** Requirement **
Repeat every entry exactly as given.

****************************************

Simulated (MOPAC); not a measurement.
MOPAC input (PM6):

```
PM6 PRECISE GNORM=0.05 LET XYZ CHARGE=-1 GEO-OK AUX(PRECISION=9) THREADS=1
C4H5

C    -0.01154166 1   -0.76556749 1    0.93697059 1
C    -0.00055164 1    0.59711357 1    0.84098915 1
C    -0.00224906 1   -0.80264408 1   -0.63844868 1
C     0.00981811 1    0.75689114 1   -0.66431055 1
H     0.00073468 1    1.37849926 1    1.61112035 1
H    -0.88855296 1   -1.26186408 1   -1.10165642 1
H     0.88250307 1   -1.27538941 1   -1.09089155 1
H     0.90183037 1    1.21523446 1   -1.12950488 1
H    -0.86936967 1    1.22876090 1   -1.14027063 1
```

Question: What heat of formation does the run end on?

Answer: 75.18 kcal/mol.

****************************************

** Written solution **
Simulated (MOPAC); not a measurement.
MOPAC input (PM6):

```
PM6 PRECISE GNORM=0.05 LET XYZ CHARGE=-1 GEO-OK AUX(PRECISION=9) THREADS=1
C4H5

C    -0.01154166 1   -0.76556749 1    0.93697059 1
C    -0.00055164 1    0.59711357 1    0.84098915 1
C    -0.00224906 1   -0.80264408 1   -0.63844868 1
C     0.00981811 1    0.75689114 1   -0.66431055 1
H     0.00073468 1    1.37849926 1    1.61112035 1
H    -0.88855296 1   -1.26186408 1   -1.10165642 1
H     0.88250307 1   -1.27538941 1   -1.09089155 1
H     0.90183037 1    1.21523446 1   -1.12950488 1
H    -0.86936967 1    1.22876090 1   -1.14027063 1
```

Question: What heat of formation does the run end on?

Answer: 75.18 kcal/mol.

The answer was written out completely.